■ **REQUIREMENT**
Transcribe every record beneath, precisely as written.

■ **EXTRACTED MATERIAL**
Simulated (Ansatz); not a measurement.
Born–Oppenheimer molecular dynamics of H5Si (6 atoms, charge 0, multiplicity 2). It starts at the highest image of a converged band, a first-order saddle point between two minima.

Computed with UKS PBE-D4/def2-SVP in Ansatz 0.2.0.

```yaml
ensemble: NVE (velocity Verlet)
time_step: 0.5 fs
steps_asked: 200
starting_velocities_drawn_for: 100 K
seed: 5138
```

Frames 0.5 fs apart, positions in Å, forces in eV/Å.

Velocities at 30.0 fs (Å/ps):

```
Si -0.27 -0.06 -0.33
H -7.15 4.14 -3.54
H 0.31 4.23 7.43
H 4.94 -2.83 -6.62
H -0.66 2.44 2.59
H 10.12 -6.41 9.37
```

■ **TASK RESULT**
Simulated (Ansatz); not a measurement.
Born–Oppenheimer molecular dynamics of H5Si (6 atoms, charge 0, multiplicity 2). It starts at the highest image of a converged band, a first-order saddle point between two minima.

Computed with UKS PBE-D4/def2-SVP in Ansatz 0.2.0.

```yaml
ensemble: NVE (velocity Verlet)
time_step: 0.5 fs
steps_asked: 200
starting_velocities_drawn_for: 100 K
seed: 5138
```

Frames 0.5 fs apart, positions in Å, forces in eV/Å.

Velocities at 30.0 fs (Å/ps):

```
Si -0.27 -0.06 -0.33
H -7.15 4.14 -3.54
H 0.31 4.23 7.43
H 4.94 -2.83 -6.62
H -0.66 2.44 2.59
H 10.12 -6.41 9.37
```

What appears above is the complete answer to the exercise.